Start of RECORD EXCERPTS

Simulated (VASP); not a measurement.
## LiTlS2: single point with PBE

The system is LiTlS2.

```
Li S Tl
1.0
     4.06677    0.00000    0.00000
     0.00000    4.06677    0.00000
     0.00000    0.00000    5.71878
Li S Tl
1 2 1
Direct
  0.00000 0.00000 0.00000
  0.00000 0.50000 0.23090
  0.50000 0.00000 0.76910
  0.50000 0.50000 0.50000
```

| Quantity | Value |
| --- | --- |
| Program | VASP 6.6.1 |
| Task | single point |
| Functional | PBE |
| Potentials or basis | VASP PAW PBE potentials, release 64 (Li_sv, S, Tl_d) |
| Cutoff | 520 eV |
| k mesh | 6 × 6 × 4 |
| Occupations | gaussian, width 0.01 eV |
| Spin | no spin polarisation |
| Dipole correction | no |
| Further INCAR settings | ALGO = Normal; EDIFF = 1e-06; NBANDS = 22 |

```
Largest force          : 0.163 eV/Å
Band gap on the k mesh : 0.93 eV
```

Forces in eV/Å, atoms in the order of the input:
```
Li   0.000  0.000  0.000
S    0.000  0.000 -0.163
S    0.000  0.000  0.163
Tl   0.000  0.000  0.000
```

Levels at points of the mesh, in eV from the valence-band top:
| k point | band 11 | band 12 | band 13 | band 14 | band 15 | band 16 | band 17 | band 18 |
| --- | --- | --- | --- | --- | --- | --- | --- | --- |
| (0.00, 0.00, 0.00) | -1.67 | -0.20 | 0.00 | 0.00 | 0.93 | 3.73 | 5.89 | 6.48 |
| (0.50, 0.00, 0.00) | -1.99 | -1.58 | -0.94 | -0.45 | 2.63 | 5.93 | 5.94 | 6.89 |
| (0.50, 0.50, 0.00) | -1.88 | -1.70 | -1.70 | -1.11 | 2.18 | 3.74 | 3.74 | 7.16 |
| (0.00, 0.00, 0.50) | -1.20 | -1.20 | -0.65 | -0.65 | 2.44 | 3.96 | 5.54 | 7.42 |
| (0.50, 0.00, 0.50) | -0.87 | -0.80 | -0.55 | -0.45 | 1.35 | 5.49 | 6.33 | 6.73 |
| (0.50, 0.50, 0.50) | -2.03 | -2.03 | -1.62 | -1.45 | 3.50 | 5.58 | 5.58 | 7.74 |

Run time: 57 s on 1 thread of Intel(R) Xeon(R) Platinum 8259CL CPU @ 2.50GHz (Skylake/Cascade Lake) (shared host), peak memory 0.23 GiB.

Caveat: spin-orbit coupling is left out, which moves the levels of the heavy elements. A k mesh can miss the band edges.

End of RECORD EXCERPTS

## ACTIVITY
Within the listing above, locate the line containing "17 | band 18 |" and the line containing "Run time: 57". Reproduce those two lines and all lines between them exactly, with nothing added.

## ANSWER AREA
| k point | band 11 | band 12 | band 13 | band 14 | band 15 | band 16 | band 17 | band 18 |
| --- | --- | --- | --- | --- | --- | --- | --- | --- |
| (0.00, 0.00, 0.00) | -1.67 | -0.20 | 0.00 | 0.00 | 0.93 | 3.73 | 5.89 | 6.48 |
| (0.50, 0.00, 0.00) | -1.99 | -1.58 | -0.94 | -0.45 | 2.63 | 5.93 | 5.94 | 6.89 |
| (0.50, 0.50, 0.00) | -1.88 | -1.70 | -1.70 | -1.11 | 2.18 | 3.74 | 3.74 | 7.16 |
| (0.00, 0.00, 0.50) | -1.20 | -1.20 | -0.65 | -0.65 | 2.44 | 3.96 | 5.54 | 7.42 |
| (0.50, 0.00, 0.50) | -0.87 | -0.80 | -0.55 | -0.45 | 1.35 | 5.49 | 6.33 | 6.73 |
| (0.50, 0.50, 0.50) | -2.03 | -2.03 | -1.62 | -1.45 | 3.50 | 5.58 | 5.58 | 7.74 |

Run time: 57 s on 1 thread of Intel(R) Xeon(R) Platinum 8259CL CPU @ 2.50GHz (Skylake/Cascade Lake) (shared host), peak memory 0.23 GiB.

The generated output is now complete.